- **Work order**
Please return each record exactly, leaving nothing out.

- **Information provided**

+ + + + + + +

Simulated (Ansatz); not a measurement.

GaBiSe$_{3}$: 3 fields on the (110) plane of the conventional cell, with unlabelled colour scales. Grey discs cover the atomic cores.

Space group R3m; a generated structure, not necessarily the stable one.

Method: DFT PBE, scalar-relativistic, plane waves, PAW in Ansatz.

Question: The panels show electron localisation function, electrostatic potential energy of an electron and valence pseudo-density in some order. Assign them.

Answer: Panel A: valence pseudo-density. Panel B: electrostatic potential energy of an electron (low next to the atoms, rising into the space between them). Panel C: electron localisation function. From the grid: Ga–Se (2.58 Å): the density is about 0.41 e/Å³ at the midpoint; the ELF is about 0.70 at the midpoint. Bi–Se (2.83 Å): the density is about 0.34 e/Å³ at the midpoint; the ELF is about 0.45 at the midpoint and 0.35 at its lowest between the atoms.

+ + + + + + +

- **Written solution**
Simulated (Ansatz); not a measurement.

GaBiSe$_{3}$: 3 fields on the (110) plane of the conventional cell, with unlabelled colour scales. Grey discs cover the atomic cores.

Space group R3m; a generated structure, not necessarily the stable one.

Method: DFT PBE, scalar-relativistic, plane waves, PAW in Ansatz.

Question: The panels show electron localisation function, electrostatic potential energy of an electron and valence pseudo-density in some order. Assign them.

Answer: Panel A: valence pseudo-density. Panel B: electrostatic potential energy of an electron (low next to the atoms, rising into the space between them). Panel C: electron localisation function. From the grid: Ga–Se (2.58 Å): the density is about 0.41 e/Å³ at the midpoint; the ELF is about 0.70 at the midpoint. Bi–Se (2.83 Å): the density is about 0.34 e/Å³ at the midpoint; the ELF is about 0.45 at the midpoint and 0.35 at its lowest between the atoms.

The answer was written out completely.